Assignment: Using the data below, output the first line and every line after it up to and including the line containing "Caveats: the PAW", exactly as written and with nothing added.

Data extracts:
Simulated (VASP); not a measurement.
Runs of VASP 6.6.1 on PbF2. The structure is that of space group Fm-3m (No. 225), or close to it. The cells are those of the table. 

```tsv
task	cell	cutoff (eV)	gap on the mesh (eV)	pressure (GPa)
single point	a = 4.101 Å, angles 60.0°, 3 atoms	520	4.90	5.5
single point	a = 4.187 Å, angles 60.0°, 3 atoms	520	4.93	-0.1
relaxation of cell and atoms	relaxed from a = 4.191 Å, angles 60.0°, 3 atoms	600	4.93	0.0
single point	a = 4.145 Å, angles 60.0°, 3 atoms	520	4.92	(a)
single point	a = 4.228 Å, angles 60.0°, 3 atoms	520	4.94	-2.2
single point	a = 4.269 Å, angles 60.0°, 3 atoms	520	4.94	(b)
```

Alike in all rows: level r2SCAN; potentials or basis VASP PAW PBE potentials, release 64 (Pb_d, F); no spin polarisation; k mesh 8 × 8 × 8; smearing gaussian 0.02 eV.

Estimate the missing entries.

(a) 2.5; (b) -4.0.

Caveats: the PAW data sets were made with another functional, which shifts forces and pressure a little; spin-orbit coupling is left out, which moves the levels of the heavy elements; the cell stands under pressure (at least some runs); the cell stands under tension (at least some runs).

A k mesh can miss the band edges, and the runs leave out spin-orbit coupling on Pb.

Solution:
Simulated (VASP); not a measurement.
Runs of VASP 6.6.1 on PbF2. The structure is that of space group Fm-3m (No. 225), or close to it. The cells are those of the table. 

```tsv
task	cell	cutoff (eV)	gap on the mesh (eV)	pressure (GPa)
single point	a = 4.101 Å, angles 60.0°, 3 atoms	520	4.90	5.5
single point	a = 4.187 Å, angles 60.0°, 3 atoms	520	4.93	-0.1
relaxation of cell and atoms	relaxed from a = 4.191 Å, angles 60.0°, 3 atoms	600	4.93	0.0
single point	a = 4.145 Å, angles 60.0°, 3 atoms	520	4.92	(a)
single point	a = 4.228 Å, angles 60.0°, 3 atoms	520	4.94	-2.2
single point	a = 4.269 Å, angles 60.0°, 3 atoms	520	4.94	(b)
```

Alike in all rows: level r2SCAN; potentials or basis VASP PAW PBE potentials, release 64 (Pb_d, F); no spin polarisation; k mesh 8 × 8 × 8; smearing gaussian 0.02 eV.

Estimate the missing entries.

(a) 2.5; (b) -4.0.

Caveats: the PAW data sets were made with another functional, which shifts forces and pressure a little; spin-orbit coupling is left out, which moves the levels of the heavy elements; the cell stands under pressure (at least some runs); the cell stands under tension (at least some runs).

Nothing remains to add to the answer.